▶ Material provided:
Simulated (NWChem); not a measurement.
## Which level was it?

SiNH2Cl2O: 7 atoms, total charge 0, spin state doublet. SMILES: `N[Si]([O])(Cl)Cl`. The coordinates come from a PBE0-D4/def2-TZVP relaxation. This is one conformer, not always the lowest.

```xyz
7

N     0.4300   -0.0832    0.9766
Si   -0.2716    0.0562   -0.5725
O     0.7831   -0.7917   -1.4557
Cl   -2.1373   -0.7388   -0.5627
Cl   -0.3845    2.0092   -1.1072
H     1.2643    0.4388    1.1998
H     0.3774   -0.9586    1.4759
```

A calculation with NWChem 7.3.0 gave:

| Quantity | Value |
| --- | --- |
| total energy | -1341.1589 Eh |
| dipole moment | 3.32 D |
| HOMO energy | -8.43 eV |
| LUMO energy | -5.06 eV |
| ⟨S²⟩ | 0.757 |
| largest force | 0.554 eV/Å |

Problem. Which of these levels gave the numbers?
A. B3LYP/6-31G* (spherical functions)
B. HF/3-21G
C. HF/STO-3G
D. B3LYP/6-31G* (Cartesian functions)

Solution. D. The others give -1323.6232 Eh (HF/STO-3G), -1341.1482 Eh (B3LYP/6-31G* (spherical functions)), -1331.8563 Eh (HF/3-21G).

▶ Work task: Restate word for word the lines above, beginning at the first one and ending at the line that carries "C. HF/STO-3G".

▶ Reply:
Simulated (NWChem); not a measurement.
## Which level was it?

SiNH2Cl2O: 7 atoms, total charge 0, spin state doublet. SMILES: `N[Si]([O])(Cl)Cl`. The coordinates come from a PBE0-D4/def2-TZVP relaxation. This is one conformer, not always the lowest.

```xyz
7

N     0.4300   -0.0832    0.9766
Si   -0.2716    0.0562   -0.5725
O     0.7831   -0.7917   -1.4557
Cl   -2.1373   -0.7388   -0.5627
Cl   -0.3845    2.0092   -1.1072
H     1.2643    0.4388    1.1998
H     0.3774   -0.9586    1.4759
```

A calculation with NWChem 7.3.0 gave:

| Quantity | Value |
| --- | --- |
| total energy | -1341.1589 Eh |
| dipole moment | 3.32 D |
| HOMO energy | -8.43 eV |
| LUMO energy | -5.06 eV |
| ⟨S²⟩ | 0.757 |
| largest force | 0.554 eV/Å |

Problem. Which of these levels gave the numbers?
A. B3LYP/6-31G* (spherical functions)
B. HF/3-21G
C. HF/STO-3G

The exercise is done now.